| RECORDED DATA |
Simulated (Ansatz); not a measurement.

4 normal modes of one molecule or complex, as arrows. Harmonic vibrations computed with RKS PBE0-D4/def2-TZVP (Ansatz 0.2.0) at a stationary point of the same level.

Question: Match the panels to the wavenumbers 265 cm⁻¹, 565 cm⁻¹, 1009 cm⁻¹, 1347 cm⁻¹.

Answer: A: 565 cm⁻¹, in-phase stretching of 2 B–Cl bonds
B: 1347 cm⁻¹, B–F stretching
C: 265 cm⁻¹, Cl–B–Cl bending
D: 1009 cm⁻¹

| TASK ITEM |
Nothing in the data may change. Give it again in full.

| TASK ANSWER |
Simulated (Ansatz); not a measurement.

4 normal modes of one molecule or complex, as arrows. Harmonic vibrations computed with RKS PBE0-D4/def2-TZVP (Ansatz 0.2.0) at a stationary point of the same level.

Question: Match the panels to the wavenumbers 265 cm⁻¹, 565 cm⁻¹, 1009 cm⁻¹, 1347 cm⁻¹.

Answer: A: 565 cm⁻¹, in-phase stretching of 2 B–Cl bonds
B: 1347 cm⁻¹, B–F stretching
C: 265 cm⁻¹, Cl–B–Cl bending
D: 1009 cm⁻¹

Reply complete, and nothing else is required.